* _Work instruction_
What you give back should be exactly the opening lines of the data, ending with the line that contains "The T1 diagnostic stays at or below 0.013." and including it.

* _Extracted records_
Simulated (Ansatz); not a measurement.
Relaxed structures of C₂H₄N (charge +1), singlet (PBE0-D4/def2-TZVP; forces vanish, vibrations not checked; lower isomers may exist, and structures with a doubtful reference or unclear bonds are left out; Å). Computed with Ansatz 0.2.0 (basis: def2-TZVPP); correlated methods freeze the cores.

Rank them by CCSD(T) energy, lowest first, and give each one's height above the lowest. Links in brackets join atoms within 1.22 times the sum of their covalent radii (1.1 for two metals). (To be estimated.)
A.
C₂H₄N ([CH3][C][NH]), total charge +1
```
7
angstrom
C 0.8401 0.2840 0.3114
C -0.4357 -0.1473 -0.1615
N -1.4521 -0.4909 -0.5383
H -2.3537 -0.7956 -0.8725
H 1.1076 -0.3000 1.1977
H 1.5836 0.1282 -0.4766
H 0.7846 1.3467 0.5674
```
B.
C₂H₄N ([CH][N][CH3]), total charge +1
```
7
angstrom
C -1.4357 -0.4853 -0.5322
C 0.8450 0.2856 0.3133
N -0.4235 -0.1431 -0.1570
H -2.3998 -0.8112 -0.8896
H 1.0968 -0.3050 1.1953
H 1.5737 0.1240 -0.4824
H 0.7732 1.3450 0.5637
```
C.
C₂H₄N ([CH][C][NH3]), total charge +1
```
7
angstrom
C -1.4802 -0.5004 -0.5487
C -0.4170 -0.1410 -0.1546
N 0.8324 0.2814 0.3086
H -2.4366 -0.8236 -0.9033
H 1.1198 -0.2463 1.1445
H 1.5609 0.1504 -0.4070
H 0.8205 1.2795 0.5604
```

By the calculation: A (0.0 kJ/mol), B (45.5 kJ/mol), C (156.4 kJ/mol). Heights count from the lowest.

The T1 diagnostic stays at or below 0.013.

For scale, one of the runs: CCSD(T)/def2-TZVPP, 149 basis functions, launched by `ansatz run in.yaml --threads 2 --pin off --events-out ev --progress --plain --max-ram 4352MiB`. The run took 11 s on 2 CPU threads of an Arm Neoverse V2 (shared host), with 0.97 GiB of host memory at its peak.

* _Answer space_
Simulated (Ansatz); not a measurement.
Relaxed structures of C₂H₄N (charge +1), singlet (PBE0-D4/def2-TZVP; forces vanish, vibrations not checked; lower isomers may exist, and structures with a doubtful reference or unclear bonds are left out; Å). Computed with Ansatz 0.2.0 (basis: def2-TZVPP); correlated methods freeze the cores.

Rank them by CCSD(T) energy, lowest first, and give each one's height above the lowest. Links in brackets join atoms within 1.22 times the sum of their covalent radii (1.1 for two metals). (To be estimated.)
A.
C₂H₄N ([CH3][C][NH]), total charge +1
```
7
angstrom
C 0.8401 0.2840 0.3114
C -0.4357 -0.1473 -0.1615
N -1.4521 -0.4909 -0.5383
H -2.3537 -0.7956 -0.8725
H 1.1076 -0.3000 1.1977
H 1.5836 0.1282 -0.4766
H 0.7846 1.3467 0.5674
```
B.
C₂H₄N ([CH][N][CH3]), total charge +1
```
7
angstrom
C -1.4357 -0.4853 -0.5322
C 0.8450 0.2856 0.3133
N -0.4235 -0.1431 -0.1570
H -2.3998 -0.8112 -0.8896
H 1.0968 -0.3050 1.1953
H 1.5737 0.1240 -0.4824
H 0.7732 1.3450 0.5637
```
C.
C₂H₄N ([CH][C][NH3]), total charge +1
```
7
angstrom
C -1.4802 -0.5004 -0.5487
C -0.4170 -0.1410 -0.1546
N 0.8324 0.2814 0.3086
H -2.4366 -0.8236 -0.9033
H 1.1198 -0.2463 1.1445
H 1.5609 0.1504 -0.4070
H 0.8205 1.2795 0.5604
```

By the calculation: A (0.0 kJ/mol), B (45.5 kJ/mol), C (156.4 kJ/mol). Heights count from the lowest.

The T1 diagnostic stays at or below 0.013.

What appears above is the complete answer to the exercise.